•••

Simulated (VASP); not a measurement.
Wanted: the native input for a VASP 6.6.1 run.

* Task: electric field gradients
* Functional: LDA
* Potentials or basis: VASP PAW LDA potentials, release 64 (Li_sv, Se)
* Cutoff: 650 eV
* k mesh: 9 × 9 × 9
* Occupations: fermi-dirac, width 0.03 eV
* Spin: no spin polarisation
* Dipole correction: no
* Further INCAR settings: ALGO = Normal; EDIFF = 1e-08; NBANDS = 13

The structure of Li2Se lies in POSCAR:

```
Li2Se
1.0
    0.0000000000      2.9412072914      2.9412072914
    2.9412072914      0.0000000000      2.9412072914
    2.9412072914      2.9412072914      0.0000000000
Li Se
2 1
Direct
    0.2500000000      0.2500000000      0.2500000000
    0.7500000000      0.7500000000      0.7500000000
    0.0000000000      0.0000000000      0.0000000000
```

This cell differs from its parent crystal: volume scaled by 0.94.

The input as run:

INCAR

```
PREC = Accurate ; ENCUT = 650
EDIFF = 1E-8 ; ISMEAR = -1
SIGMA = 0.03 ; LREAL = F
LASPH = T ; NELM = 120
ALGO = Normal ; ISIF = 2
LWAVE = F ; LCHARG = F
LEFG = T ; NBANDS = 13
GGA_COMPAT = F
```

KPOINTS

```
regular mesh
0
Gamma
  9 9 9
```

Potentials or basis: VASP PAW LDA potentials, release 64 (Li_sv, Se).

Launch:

•••

The material above is to be transcribed in full, exactly as it stands.

## TASK RESPONSE
Simulated (VASP); not a measurement.
Wanted: the native input for a VASP 6.6.1 run.

* Task: electric field gradients
* Functional: LDA
* Potentials or basis: VASP PAW LDA potentials, release 64 (Li_sv, Se)
* Cutoff: 650 eV
* k mesh: 9 × 9 × 9
* Occupations: fermi-dirac, width 0.03 eV
* Spin: no spin polarisation
* Dipole correction: no
* Further INCAR settings: ALGO = Normal; EDIFF = 1e-08; NBANDS = 13

The structure of Li2Se lies in POSCAR:

```
Li2Se
1.0
    0.0000000000      2.9412072914      2.9412072914
    2.9412072914      0.0000000000      2.9412072914
    2.9412072914      2.9412072914      0.0000000000
Li Se
2 1
Direct
    0.2500000000      0.2500000000      0.2500000000
    0.7500000000      0.7500000000      0.7500000000
    0.0000000000      0.0000000000      0.0000000000
```

This cell differs from its parent crystal: volume scaled by 0.94.

The input as run:

INCAR

```
PREC = Accurate ; ENCUT = 650
EDIFF = 1E-8 ; ISMEAR = -1
SIGMA = 0.03 ; LREAL = F
LASPH = T ; NELM = 120
ALGO = Normal ; ISIF = 2
LWAVE = F ; LCHARG = F
LEFG = T ; NBANDS = 13
GGA_COMPAT = F
```

KPOINTS

```
regular mesh
0
Gamma
  9 9 9
```

Potentials or basis: VASP PAW LDA potentials, release 64 (Li_sv, Se).

Launch:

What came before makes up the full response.